[SUPPLIED RECORDS]:
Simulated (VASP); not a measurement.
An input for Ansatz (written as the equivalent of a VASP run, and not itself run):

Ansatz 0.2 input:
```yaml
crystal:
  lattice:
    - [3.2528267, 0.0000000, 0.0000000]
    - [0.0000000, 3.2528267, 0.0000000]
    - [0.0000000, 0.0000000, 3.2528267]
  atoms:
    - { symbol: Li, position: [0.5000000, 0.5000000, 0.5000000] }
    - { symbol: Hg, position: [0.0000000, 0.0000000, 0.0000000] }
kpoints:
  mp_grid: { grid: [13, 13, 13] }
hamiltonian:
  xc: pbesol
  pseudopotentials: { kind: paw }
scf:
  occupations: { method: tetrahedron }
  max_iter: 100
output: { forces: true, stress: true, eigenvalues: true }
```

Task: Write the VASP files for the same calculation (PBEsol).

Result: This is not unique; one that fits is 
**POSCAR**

[TASK ITEM]:
Only the lines from the beginning of the data above through the line containing "Result: This is not unique; one that fits is" should be repeated, exactly as they appear.

[WRITTEN ANSWER]:
Simulated (VASP); not a measurement.
An input for Ansatz (written as the equivalent of a VASP run, and not itself run):

Ansatz 0.2 input:
```yaml
crystal:
  lattice:
    - [3.2528267, 0.0000000, 0.0000000]
    - [0.0000000, 3.2528267, 0.0000000]
    - [0.0000000, 0.0000000, 3.2528267]
  atoms:
    - { symbol: Li, position: [0.5000000, 0.5000000, 0.5000000] }
    - { symbol: Hg, position: [0.0000000, 0.0000000, 0.0000000] }
kpoints:
  mp_grid: { grid: [13, 13, 13] }
hamiltonian:
  xc: pbesol
  pseudopotentials: { kind: paw }
scf:
  occupations: { method: tetrahedron }
  max_iter: 100
output: { forces: true, stress: true, eigenvalues: true }
```

Task: Write the VASP files for the same calculation (PBEsol).

Result: This is not unique; one that fits is 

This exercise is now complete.